Given entries
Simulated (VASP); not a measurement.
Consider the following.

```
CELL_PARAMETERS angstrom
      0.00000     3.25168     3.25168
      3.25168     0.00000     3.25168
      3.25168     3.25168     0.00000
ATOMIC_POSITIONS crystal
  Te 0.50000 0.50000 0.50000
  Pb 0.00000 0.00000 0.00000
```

Work task
Your task is to reproduce all the data exactly as shown.

Answer box
Simulated (VASP); not a measurement.
Consider the following.

```
CELL_PARAMETERS angstrom
      0.00000     3.25168     3.25168
      3.25168     0.00000     3.25168
      3.25168     3.25168     0.00000
ATOMIC_POSITIONS crystal
  Te 0.50000 0.50000 0.50000
  Pb 0.00000 0.00000 0.00000
```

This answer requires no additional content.